WORK ORDER
Verbatim, and with nothing else, reproduce the data below from its first line through the line containing "Size of the".

[INFORMATION PROVIDED]

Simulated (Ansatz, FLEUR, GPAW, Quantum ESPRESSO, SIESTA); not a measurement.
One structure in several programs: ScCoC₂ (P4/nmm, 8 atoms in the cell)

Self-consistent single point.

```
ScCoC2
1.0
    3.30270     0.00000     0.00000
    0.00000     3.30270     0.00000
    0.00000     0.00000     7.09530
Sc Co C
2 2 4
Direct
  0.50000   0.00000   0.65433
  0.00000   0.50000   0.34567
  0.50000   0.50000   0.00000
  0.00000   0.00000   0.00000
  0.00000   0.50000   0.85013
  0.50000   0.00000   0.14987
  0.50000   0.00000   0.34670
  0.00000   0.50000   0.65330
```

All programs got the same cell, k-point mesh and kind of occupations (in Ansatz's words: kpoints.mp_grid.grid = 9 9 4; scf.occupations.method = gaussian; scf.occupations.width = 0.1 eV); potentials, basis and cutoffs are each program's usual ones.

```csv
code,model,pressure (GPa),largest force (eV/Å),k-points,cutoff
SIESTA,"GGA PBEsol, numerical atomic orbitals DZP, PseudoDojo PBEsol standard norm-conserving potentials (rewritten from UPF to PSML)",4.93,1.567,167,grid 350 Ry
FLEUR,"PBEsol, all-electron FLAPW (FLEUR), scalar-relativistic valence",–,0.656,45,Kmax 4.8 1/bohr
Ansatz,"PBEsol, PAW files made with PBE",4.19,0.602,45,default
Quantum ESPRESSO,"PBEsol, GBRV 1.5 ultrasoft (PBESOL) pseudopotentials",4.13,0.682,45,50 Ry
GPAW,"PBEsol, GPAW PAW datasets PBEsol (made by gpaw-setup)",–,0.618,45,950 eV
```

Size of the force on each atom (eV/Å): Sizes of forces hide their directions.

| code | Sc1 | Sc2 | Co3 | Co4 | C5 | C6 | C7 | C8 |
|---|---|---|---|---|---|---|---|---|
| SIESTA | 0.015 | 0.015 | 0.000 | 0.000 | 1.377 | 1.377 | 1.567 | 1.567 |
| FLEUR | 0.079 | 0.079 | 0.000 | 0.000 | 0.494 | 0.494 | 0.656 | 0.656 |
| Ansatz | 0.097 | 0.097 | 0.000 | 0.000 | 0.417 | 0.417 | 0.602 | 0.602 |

[/INFORMATION PROVIDED]

RESPONSE AREA
Simulated (Ansatz, FLEUR, GPAW, Quantum ESPRESSO, SIESTA); not a measurement.
One structure in several programs: ScCoC₂ (P4/nmm, 8 atoms in the cell)

Self-consistent single point.

```
ScCoC2
1.0
    3.30270     0.00000     0.00000
    0.00000     3.30270     0.00000
    0.00000     0.00000     7.09530
Sc Co C
2 2 4
Direct
  0.50000   0.00000   0.65433
  0.00000   0.50000   0.34567
  0.50000   0.50000   0.00000
  0.00000   0.00000   0.00000
  0.00000   0.50000   0.85013
  0.50000   0.00000   0.14987
  0.50000   0.00000   0.34670
  0.00000   0.50000   0.65330
```

All programs got the same cell, k-point mesh and kind of occupations (in Ansatz's words: kpoints.mp_grid.grid = 9 9 4; scf.occupations.method = gaussian; scf.occupations.width = 0.1 eV); potentials, basis and cutoffs are each program's usual ones.

```csv
code,model,pressure (GPa),largest force (eV/Å),k-points,cutoff
SIESTA,"GGA PBEsol, numerical atomic orbitals DZP, PseudoDojo PBEsol standard norm-conserving potentials (rewritten from UPF to PSML)",4.93,1.567,167,grid 350 Ry
FLEUR,"PBEsol, all-electron FLAPW (FLEUR), scalar-relativistic valence",–,0.656,45,Kmax 4.8 1/bohr
Ansatz,"PBEsol, PAW files made with PBE",4.19,0.602,45,default
Quantum ESPRESSO,"PBEsol, GBRV 1.5 ultrasoft (PBESOL) pseudopotentials",4.13,0.682,45,50 Ry
GPAW,"PBEsol, GPAW PAW datasets PBEsol (made by gpaw-setup)",–,0.618,45,950 eV
```

Size of the force on each atom (eV/Å): Sizes of forces hide their directions.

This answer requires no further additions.